== DATASET RECORDS ==
▽

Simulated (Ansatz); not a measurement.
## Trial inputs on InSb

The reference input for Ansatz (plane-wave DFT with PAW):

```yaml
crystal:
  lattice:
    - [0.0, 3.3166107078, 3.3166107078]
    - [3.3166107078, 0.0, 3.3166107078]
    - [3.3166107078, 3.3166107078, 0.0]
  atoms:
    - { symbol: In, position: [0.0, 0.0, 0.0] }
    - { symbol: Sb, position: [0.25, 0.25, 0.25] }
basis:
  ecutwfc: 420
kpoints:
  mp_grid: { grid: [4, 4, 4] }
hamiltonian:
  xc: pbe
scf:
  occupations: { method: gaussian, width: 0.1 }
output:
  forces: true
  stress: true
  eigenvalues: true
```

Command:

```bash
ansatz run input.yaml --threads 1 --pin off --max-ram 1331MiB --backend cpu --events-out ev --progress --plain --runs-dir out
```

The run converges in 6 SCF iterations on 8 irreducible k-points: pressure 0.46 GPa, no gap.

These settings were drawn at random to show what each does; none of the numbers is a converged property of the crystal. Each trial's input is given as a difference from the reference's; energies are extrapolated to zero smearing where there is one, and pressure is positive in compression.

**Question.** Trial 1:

△

== REQUIRED ACTION ==
The records above are to be output in full and without error.

== ANSWER BOX ==
Simulated (Ansatz); not a measurement.
## Trial inputs on InSb

The reference input for Ansatz (plane-wave DFT with PAW):

```yaml
crystal:
  lattice:
    - [0.0, 3.3166107078, 3.3166107078]
    - [3.3166107078, 0.0, 3.3166107078]
    - [3.3166107078, 3.3166107078, 0.0]
  atoms:
    - { symbol: In, position: [0.0, 0.0, 0.0] }
    - { symbol: Sb, position: [0.25, 0.25, 0.25] }
basis:
  ecutwfc: 420
kpoints:
  mp_grid: { grid: [4, 4, 4] }
hamiltonian:
  xc: pbe
scf:
  occupations: { method: gaussian, width: 0.1 }
output:
  forces: true
  stress: true
  eigenvalues: true
```

Command:

```bash
ansatz run input.yaml --threads 1 --pin off --max-ram 1331MiB --backend cpu --events-out ev --progress --plain --runs-dir out
```

The run converges in 6 SCF iterations on 8 irreducible k-points: pressure 0.46 GPa, no gap.

These settings were drawn at random to show what each does; none of the numbers is a converged property of the crystal. Each trial's input is given as a difference from the reference's; energies are extrapolated to zero smearing where there is one, and pressure is positive in compression.

**Question.** Trial 1:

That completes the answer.